● **Work instruction**
Copy out, unchanged, every line from the start of the records to the line that contains "Change from the", and stop there.

● **Supplied material**
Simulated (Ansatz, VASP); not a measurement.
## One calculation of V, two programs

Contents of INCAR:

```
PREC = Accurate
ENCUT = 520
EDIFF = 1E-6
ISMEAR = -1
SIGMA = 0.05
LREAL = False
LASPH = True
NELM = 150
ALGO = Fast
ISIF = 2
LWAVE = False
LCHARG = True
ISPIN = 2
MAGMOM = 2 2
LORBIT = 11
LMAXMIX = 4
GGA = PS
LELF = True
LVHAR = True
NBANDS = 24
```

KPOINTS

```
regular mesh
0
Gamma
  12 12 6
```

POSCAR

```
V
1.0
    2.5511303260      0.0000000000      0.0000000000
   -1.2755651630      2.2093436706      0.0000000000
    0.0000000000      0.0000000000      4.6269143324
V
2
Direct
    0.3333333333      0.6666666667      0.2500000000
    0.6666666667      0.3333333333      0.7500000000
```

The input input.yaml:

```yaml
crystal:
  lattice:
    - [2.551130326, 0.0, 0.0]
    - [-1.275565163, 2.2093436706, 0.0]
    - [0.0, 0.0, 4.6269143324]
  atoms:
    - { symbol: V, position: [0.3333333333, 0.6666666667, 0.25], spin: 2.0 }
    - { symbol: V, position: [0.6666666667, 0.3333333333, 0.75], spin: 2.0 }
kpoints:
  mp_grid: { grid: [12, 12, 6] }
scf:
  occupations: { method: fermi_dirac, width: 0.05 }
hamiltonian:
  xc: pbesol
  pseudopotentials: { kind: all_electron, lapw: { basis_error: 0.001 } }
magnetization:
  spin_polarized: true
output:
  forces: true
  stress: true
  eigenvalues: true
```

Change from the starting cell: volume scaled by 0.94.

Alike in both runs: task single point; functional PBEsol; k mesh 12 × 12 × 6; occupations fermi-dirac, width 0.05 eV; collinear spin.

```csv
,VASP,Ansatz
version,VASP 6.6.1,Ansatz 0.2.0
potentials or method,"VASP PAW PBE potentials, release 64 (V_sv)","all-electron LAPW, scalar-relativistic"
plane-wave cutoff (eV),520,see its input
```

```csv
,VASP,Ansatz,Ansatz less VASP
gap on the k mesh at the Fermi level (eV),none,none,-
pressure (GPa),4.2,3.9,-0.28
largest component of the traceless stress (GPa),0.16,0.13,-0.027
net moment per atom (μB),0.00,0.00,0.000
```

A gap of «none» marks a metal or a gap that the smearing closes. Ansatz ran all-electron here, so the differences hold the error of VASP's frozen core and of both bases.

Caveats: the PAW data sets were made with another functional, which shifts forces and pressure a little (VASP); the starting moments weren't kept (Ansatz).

● **Response area**
Simulated (Ansatz, VASP); not a measurement.
## One calculation of V, two programs

Contents of INCAR:

```
PREC = Accurate
ENCUT = 520
EDIFF = 1E-6
ISMEAR = -1
SIGMA = 0.05
LREAL = False
LASPH = True
NELM = 150
ALGO = Fast
ISIF = 2
LWAVE = False
LCHARG = True
ISPIN = 2
MAGMOM = 2 2
LORBIT = 11
LMAXMIX = 4
GGA = PS
LELF = True
LVHAR = True
NBANDS = 24
```

KPOINTS

```
regular mesh
0
Gamma
  12 12 6
```

POSCAR

```
V
1.0
    2.5511303260      0.0000000000      0.0000000000
   -1.2755651630      2.2093436706      0.0000000000
    0.0000000000      0.0000000000      4.6269143324
V
2
Direct
    0.3333333333      0.6666666667      0.2500000000
    0.6666666667      0.3333333333      0.7500000000
```

The input input.yaml:

```yaml
crystal:
  lattice:
    - [2.551130326, 0.0, 0.0]
    - [-1.275565163, 2.2093436706, 0.0]
    - [0.0, 0.0, 4.6269143324]
  atoms:
    - { symbol: V, position: [0.3333333333, 0.6666666667, 0.25], spin: 2.0 }
    - { symbol: V, position: [0.6666666667, 0.3333333333, 0.75], spin: 2.0 }
kpoints:
  mp_grid: { grid: [12, 12, 6] }
scf:
  occupations: { method: fermi_dirac, width: 0.05 }
hamiltonian:
  xc: pbesol
  pseudopotentials: { kind: all_electron, lapw: { basis_error: 0.001 } }
magnetization:
  spin_polarized: true
output:
  forces: true
  stress: true
  eigenvalues: true
```

Change from the starting cell: volume scaled by 0.94.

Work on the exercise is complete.